What is needed is an exact copy of the lines in the listing below, from the one with "## The relaxed structure" up to and including the one with "Atoms are counted", with no other lines.

━━━━━━━━━━━━━━━━━━━━━━━━━━━━━━

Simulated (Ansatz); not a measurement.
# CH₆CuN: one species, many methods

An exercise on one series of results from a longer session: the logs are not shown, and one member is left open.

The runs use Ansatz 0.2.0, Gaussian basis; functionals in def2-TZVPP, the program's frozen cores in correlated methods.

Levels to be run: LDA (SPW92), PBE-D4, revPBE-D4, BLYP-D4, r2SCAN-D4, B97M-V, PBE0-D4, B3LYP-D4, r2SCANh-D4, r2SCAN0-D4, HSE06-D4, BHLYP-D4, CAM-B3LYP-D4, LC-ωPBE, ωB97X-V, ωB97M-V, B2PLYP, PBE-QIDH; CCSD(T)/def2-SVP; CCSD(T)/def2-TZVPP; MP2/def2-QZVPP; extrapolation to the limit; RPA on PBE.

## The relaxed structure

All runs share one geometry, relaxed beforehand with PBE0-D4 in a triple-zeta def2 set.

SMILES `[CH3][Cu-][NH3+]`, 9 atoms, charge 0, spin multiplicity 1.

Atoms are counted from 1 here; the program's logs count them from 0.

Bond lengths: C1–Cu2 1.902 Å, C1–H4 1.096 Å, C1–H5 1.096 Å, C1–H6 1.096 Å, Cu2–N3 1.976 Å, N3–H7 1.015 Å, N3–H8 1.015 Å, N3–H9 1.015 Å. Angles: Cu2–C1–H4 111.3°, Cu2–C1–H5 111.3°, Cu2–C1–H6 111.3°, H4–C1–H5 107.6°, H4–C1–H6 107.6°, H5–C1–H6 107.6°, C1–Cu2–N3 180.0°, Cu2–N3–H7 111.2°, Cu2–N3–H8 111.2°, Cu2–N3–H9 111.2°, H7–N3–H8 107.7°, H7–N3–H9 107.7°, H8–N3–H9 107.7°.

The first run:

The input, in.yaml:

━━━━━━━━━━━━━━━━━━━━━━━━━━━━━━

* [ANSWER AREA]
## The relaxed structure

All runs share one geometry, relaxed beforehand with PBE0-D4 in a triple-zeta def2 set.

SMILES `[CH3][Cu-][NH3+]`, 9 atoms, charge 0, spin multiplicity 1.

Atoms are counted from 1 here; the program's logs count them from 0.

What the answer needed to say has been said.